━━ EXTRACTED MATERIAL ━━

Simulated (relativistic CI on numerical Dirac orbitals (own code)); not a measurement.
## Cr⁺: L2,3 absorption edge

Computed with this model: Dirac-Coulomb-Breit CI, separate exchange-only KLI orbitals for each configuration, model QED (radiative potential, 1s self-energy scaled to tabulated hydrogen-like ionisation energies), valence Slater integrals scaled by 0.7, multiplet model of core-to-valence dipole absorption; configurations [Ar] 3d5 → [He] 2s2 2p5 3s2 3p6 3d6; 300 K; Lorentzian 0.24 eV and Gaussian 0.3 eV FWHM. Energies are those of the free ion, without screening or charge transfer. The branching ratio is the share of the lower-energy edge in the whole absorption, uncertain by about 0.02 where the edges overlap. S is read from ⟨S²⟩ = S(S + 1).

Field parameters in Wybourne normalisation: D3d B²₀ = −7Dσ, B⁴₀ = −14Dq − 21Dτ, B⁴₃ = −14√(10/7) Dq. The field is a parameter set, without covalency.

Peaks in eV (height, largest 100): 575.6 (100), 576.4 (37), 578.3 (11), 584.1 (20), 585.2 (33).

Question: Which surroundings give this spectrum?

━━━

**ACTIVITY:** What is needed is a word-for-word copy of the material above.

**EXERCISE RESULT:**
Simulated (relativistic CI on numerical Dirac orbitals (own code)); not a measurement.
## Cr⁺: L2,3 absorption edge

Computed with this model: Dirac-Coulomb-Breit CI, separate exchange-only KLI orbitals for each configuration, model QED (radiative potential, 1s self-energy scaled to tabulated hydrogen-like ionisation energies), valence Slater integrals scaled by 0.7, multiplet model of core-to-valence dipole absorption; configurations [Ar] 3d5 → [He] 2s2 2p5 3s2 3p6 3d6; 300 K; Lorentzian 0.24 eV and Gaussian 0.3 eV FWHM. Energies are those of the free ion, without screening or charge transfer. The branching ratio is the share of the lower-energy edge in the whole absorption, uncertain by about 0.02 where the edges overlap. S is read from ⟨S²⟩ = S(S + 1).

Field parameters in Wybourne normalisation: D3d B²₀ = −7Dσ, B⁴₀ = −14Dq − 21Dτ, B⁴₃ = −14√(10/7) Dq. The field is a parameter set, without covalency.

Peaks in eV (height, largest 100): 575.6 (100), 576.4 (37), 578.3 (11), 584.1 (20), 585.2 (33).

Question: Which surroundings give this spectrum?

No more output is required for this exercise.